▶ **Given information**:
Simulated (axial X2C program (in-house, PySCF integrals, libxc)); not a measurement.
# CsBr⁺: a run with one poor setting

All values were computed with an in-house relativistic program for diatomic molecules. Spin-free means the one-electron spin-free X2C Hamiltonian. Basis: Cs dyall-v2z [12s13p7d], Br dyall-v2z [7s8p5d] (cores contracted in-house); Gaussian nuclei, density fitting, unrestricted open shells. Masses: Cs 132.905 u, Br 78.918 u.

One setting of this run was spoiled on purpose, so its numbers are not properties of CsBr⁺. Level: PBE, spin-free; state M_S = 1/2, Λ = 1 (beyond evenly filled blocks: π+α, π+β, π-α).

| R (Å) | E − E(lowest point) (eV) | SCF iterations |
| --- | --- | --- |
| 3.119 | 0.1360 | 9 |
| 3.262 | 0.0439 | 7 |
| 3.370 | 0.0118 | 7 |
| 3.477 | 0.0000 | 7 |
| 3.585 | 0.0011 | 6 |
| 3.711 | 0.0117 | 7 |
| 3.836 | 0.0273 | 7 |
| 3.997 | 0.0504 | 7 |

▶ **Action item**:
In the entries above, find the line with "0.0011 | 6 |" and the line with "0.0273 | 7 |", then set down exactly those two and every line between them, nothing else.

▶ **Answer space**:
| 3.585 | 0.0011 | 6 |
| 3.711 | 0.0117 | 7 |
| 3.836 | 0.0273 | 7 |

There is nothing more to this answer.